• _Action item_
Could you return each line below without altering a word?

• _Data supplied_
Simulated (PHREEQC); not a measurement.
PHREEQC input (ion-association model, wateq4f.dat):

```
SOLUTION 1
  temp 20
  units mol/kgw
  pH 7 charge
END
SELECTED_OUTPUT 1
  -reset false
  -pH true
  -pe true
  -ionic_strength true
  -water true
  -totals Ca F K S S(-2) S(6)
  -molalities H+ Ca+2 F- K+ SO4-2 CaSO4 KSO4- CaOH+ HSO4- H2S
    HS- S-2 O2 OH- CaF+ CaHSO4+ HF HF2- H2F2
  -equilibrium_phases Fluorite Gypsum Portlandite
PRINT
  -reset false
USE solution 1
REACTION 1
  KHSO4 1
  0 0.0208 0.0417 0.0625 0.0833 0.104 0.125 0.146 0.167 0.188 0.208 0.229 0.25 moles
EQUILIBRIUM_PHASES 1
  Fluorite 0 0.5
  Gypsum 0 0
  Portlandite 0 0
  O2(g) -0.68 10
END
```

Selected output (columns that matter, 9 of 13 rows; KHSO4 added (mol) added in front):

• _Written answer_
Simulated (PHREEQC); not a measurement.
PHREEQC input (ion-association model, wateq4f.dat):

```
SOLUTION 1
  temp 20
  units mol/kgw
  pH 7 charge
END
SELECTED_OUTPUT 1
  -reset false
  -pH true
  -pe true
  -ionic_strength true
  -water true
  -totals Ca F K S S(-2) S(6)
  -molalities H+ Ca+2 F- K+ SO4-2 CaSO4 KSO4- CaOH+ HSO4- H2S
    HS- S-2 O2 OH- CaF+ CaHSO4+ HF HF2- H2F2
  -equilibrium_phases Fluorite Gypsum Portlandite
PRINT
  -reset false
USE solution 1
REACTION 1
  KHSO4 1
  0 0.0208 0.0417 0.0625 0.0833 0.104 0.125 0.146 0.167 0.188 0.208 0.229 0.25 moles
EQUILIBRIUM_PHASES 1
  Fluorite 0 0.5
  Gypsum 0 0
  Portlandite 0 0
  O2(g) -0.68 10
END
```

Selected output (columns that matter, 9 of 13 rows; KHSO4 added (mol) added in front):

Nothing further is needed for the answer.